##########

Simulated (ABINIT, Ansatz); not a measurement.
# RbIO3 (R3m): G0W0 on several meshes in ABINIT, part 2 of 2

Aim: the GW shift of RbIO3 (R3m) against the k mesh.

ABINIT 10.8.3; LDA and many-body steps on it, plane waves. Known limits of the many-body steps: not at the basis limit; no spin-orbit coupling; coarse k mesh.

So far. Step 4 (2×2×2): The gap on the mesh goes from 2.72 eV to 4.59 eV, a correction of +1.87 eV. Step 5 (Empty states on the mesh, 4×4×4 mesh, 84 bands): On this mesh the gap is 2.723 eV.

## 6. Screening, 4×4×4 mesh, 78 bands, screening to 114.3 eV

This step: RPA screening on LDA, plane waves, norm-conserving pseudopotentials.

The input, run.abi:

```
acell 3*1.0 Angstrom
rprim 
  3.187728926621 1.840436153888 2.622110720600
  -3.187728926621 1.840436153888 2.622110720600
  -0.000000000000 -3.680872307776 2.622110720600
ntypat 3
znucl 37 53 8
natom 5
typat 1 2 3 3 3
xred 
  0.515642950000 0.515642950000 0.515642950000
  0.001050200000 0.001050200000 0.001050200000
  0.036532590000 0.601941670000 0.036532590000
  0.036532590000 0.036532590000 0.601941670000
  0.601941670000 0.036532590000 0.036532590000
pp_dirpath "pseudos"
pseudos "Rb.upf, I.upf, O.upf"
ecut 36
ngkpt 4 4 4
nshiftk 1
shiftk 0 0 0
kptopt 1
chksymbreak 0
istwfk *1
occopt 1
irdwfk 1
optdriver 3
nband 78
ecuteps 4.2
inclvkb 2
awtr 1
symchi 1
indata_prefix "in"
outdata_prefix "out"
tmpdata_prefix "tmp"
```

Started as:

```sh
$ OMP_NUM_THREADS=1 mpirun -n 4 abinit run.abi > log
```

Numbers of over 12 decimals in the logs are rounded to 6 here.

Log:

##########

Give again exactly, and only, the lines above starting at the one with "ABINIT 10.8.3; LDA" and ending at the one with "This step: RPA".

ABINIT 10.8.3; LDA and many-body steps on it, plane waves. Known limits of the many-body steps: not at the basis limit; no spin-orbit coupling; coarse k mesh.

So far. Step 4 (2×2×2): The gap on the mesh goes from 2.72 eV to 4.59 eV, a correction of +1.87 eV. Step 5 (Empty states on the mesh, 4×4×4 mesh, 84 bands): On this mesh the gap is 2.723 eV.

## 6. Screening, 4×4×4 mesh, 78 bands, screening to 114.3 eV

This step: RPA screening on LDA, plane waves, norm-conserving pseudopotentials.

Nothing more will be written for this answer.